┌────────

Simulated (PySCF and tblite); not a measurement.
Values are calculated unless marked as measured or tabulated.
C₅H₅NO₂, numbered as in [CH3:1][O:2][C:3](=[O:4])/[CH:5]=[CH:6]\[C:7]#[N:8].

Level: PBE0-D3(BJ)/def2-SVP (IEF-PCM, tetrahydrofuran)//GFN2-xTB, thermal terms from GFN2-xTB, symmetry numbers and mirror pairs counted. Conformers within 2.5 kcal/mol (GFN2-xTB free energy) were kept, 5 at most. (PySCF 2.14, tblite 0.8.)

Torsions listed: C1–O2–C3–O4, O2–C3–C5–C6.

└────────

• Work request
Every record should be repeated exactly; please leave none out.

• Exercise output
Simulated (PySCF and tblite); not a measurement.
Values are calculated unless marked as measured or tabulated.
C₅H₅NO₂, numbered as in [CH3:1][O:2][C:3](=[O:4])/[CH:5]=[CH:6]\[C:7]#[N:8].

Level: PBE0-D3(BJ)/def2-SVP (IEF-PCM, tetrahydrofuran)//GFN2-xTB, thermal terms from GFN2-xTB, symmetry numbers and mirror pairs counted. Conformers within 2.5 kcal/mol (GFN2-xTB free energy) were kept, 5 at most. (PySCF 2.14, tblite 0.8.)

Torsions listed: C1–O2–C3–O4, O2–C3–C5–C6.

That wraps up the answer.